● Brief
Once the line containing "Ansatz 0.2.0 |" is found in the entries below, restate it and each following line word for word, stopping after the line containing "Not settled before".

═════ Data extract

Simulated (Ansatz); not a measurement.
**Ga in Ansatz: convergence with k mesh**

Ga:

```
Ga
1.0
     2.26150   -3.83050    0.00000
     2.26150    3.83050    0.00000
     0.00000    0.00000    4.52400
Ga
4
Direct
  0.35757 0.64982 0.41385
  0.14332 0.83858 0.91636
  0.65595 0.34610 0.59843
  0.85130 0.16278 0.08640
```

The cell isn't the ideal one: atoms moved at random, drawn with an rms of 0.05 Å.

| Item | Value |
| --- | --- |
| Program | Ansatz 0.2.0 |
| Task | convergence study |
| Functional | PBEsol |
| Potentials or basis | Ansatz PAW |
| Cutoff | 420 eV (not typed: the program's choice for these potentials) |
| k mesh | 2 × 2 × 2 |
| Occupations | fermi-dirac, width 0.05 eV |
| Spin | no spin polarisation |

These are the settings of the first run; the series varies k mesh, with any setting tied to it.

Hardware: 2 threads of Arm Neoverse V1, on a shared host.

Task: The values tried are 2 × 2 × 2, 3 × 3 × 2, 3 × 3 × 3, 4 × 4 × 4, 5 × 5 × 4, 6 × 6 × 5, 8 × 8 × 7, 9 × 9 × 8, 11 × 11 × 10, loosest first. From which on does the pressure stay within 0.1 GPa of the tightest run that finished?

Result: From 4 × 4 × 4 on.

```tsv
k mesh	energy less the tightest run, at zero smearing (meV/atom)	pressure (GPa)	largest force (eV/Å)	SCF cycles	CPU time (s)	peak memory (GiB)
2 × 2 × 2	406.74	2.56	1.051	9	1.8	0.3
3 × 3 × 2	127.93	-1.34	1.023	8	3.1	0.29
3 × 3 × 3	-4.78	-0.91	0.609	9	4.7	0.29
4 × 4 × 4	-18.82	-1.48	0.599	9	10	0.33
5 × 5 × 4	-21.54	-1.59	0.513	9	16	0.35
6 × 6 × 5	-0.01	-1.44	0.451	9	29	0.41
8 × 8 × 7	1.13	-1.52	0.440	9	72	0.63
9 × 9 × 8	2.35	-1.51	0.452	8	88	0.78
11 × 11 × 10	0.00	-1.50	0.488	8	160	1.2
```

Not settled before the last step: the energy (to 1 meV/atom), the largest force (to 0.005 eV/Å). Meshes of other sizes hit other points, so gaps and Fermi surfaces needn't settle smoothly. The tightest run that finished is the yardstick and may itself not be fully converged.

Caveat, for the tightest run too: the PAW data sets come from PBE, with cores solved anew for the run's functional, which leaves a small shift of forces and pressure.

══════════

● Exercise result
| Program | Ansatz 0.2.0 |
| Task | convergence study |
| Functional | PBEsol |
| Potentials or basis | Ansatz PAW |
| Cutoff | 420 eV (not typed: the program's choice for these potentials) |
| k mesh | 2 × 2 × 2 |
| Occupations | fermi-dirac, width 0.05 eV |
| Spin | no spin polarisation |

These are the settings of the first run; the series varies k mesh, with any setting tied to it.

Hardware: 2 threads of Arm Neoverse V1, on a shared host.

Task: The values tried are 2 × 2 × 2, 3 × 3 × 2, 3 × 3 × 3, 4 × 4 × 4, 5 × 5 × 4, 6 × 6 × 5, 8 × 8 × 7, 9 × 9 × 8, 11 × 11 × 10, loosest first. From which on does the pressure stay within 0.1 GPa of the tightest run that finished?

Result: From 4 × 4 × 4 on.

```tsv
k mesh	energy less the tightest run, at zero smearing (meV/atom)	pressure (GPa)	largest force (eV/Å)	SCF cycles	CPU time (s)	peak memory (GiB)
2 × 2 × 2	406.74	2.56	1.051	9	1.8	0.3
3 × 3 × 2	127.93	-1.34	1.023	8	3.1	0.29
3 × 3 × 3	-4.78	-0.91	0.609	9	4.7	0.29
4 × 4 × 4	-18.82	-1.48	0.599	9	10	0.33
5 × 5 × 4	-21.54	-1.59	0.513	9	16	0.35
6 × 6 × 5	-0.01	-1.44	0.451	9	29	0.41
8 × 8 × 7	1.13	-1.52	0.440	9	72	0.63
9 × 9 × 8	2.35	-1.51	0.452	8	88	0.78
11 × 11 × 10	0.00	-1.50	0.488	8	160	1.2
```

Not settled before the last step: the energy (to 1 meV/atom), the largest force (to 0.005 eV/Å). Meshes of other sizes hit other points, so gaps and Fermi surfaces needn't settle smoothly. The tightest run that finished is the yardstick and may itself not be fully converged.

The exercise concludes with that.